━━ Given entries
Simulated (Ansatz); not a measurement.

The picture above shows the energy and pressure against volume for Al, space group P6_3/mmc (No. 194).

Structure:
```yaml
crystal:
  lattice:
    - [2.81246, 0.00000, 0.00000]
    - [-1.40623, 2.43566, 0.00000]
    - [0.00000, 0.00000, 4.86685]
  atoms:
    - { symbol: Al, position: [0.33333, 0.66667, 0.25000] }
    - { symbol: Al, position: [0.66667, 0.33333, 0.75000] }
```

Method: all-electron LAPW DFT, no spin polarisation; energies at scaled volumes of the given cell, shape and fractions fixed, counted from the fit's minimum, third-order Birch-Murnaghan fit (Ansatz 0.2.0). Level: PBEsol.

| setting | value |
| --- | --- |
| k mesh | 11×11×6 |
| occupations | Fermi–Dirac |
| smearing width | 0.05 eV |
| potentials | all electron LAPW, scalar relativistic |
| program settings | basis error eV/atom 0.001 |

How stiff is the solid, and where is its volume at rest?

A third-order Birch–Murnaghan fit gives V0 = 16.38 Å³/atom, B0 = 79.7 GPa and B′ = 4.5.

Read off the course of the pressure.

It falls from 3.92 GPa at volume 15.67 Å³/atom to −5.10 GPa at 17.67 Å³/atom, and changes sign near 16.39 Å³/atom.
━━━━

## Required action
The required output is the full set of entries, reproduced verbatim.

## Exercise response
Simulated (Ansatz); not a measurement.

The picture above shows the energy and pressure against volume for Al, space group P6_3/mmc (No. 194).

Structure:
```yaml
crystal:
  lattice:
    - [2.81246, 0.00000, 0.00000]
    - [-1.40623, 2.43566, 0.00000]
    - [0.00000, 0.00000, 4.86685]
  atoms:
    - { symbol: Al, position: [0.33333, 0.66667, 0.25000] }
    - { symbol: Al, position: [0.66667, 0.33333, 0.75000] }
```

Method: all-electron LAPW DFT, no spin polarisation; energies at scaled volumes of the given cell, shape and fractions fixed, counted from the fit's minimum, third-order Birch-Murnaghan fit (Ansatz 0.2.0). Level: PBEsol.

| setting | value |
| --- | --- |
| k mesh | 11×11×6 |
| occupations | Fermi–Dirac |
| smearing width | 0.05 eV |
| potentials | all electron LAPW, scalar relativistic |
| program settings | basis error eV/atom 0.001 |

How stiff is the solid, and where is its volume at rest?

A third-order Birch–Murnaghan fit gives V0 = 16.38 Å³/atom, B0 = 79.7 GPa and B′ = 4.5.

Read off the course of the pressure.

It falls from 3.92 GPa at volume 15.67 Å³/atom to −5.10 GPa at 17.67 Å³/atom, and changes sign near 16.39 Å³/atom.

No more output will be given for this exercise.